Work item: Your answer should be the exact lines of the data below from the one containing "12 × 12 × 12" through the one containing "The input as"; please include nothing else.

Entries shown:
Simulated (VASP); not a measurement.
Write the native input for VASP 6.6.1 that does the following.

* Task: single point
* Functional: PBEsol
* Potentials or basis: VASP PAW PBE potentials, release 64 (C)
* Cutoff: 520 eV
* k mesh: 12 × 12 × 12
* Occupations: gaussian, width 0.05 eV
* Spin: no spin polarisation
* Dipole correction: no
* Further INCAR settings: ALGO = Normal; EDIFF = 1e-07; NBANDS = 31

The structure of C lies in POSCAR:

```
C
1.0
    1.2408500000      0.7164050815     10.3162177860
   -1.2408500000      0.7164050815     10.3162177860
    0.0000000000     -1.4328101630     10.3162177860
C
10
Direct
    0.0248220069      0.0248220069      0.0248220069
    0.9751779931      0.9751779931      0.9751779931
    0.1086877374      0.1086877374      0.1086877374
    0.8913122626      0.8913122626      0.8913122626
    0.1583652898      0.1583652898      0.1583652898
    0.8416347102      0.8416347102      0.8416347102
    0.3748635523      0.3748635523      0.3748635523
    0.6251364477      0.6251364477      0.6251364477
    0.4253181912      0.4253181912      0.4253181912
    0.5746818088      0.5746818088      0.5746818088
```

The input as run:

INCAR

Solution:
* k mesh: 12 × 12 × 12
* Occupations: gaussian, width 0.05 eV
* Spin: no spin polarisation
* Dipole correction: no
* Further INCAR settings: ALGO = Normal; EDIFF = 1e-07; NBANDS = 31

The structure of C lies in POSCAR:

```
C
1.0
    1.2408500000      0.7164050815     10.3162177860
   -1.2408500000      0.7164050815     10.3162177860
    0.0000000000     -1.4328101630     10.3162177860
C
10
Direct
    0.0248220069      0.0248220069      0.0248220069
    0.9751779931      0.9751779931      0.9751779931
    0.1086877374      0.1086877374      0.1086877374
    0.8913122626      0.8913122626      0.8913122626
    0.1583652898      0.1583652898      0.1583652898
    0.8416347102      0.8416347102      0.8416347102
    0.3748635523      0.3748635523      0.3748635523
    0.6251364477      0.6251364477      0.6251364477
    0.4253181912      0.4253181912      0.4253181912
    0.5746818088      0.5746818088      0.5746818088
```

The input as run:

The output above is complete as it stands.